══════════

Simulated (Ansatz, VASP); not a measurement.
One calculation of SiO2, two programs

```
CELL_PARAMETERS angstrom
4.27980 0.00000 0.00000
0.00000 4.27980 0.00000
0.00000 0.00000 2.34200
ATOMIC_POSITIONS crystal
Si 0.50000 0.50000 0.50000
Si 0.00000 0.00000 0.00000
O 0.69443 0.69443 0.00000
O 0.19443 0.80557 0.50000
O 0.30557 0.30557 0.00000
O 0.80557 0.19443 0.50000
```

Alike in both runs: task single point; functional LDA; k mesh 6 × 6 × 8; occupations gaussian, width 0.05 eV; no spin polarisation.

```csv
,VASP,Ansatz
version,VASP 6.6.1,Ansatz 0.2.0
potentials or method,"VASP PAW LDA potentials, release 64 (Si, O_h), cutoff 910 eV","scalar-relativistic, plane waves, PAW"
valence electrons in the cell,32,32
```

══════════

■ **WORK ORDER**
Each entry above is to be repeated exactly as it appears.

■ **TASK ANSWER**
Simulated (Ansatz, VASP); not a measurement.
One calculation of SiO2, two programs

```
CELL_PARAMETERS angstrom
4.27980 0.00000 0.00000
0.00000 4.27980 0.00000
0.00000 0.00000 2.34200
ATOMIC_POSITIONS crystal
Si 0.50000 0.50000 0.50000
Si 0.00000 0.00000 0.00000
O 0.69443 0.69443 0.00000
O 0.19443 0.80557 0.50000
O 0.30557 0.30557 0.00000
O 0.80557 0.19443 0.50000
```

Alike in both runs: task single point; functional LDA; k mesh 6 × 6 × 8; occupations gaussian, width 0.05 eV; no spin polarisation.

```csv
,VASP,Ansatz
version,VASP 6.6.1,Ansatz 0.2.0
potentials or method,"VASP PAW LDA potentials, release 64 (Si, O_h), cutoff 910 eV","scalar-relativistic, plane waves, PAW"
valence electrons in the cell,32,32
```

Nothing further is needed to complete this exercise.